# WORK INSTRUCTION
Provide an exact transcription of all the records.

-.-.-

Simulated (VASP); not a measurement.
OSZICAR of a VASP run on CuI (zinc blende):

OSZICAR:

-.-.-

# WRITTEN SOLUTION
Simulated (VASP); not a measurement.
OSZICAR of a VASP run on CuI (zinc blende):

OSZICAR:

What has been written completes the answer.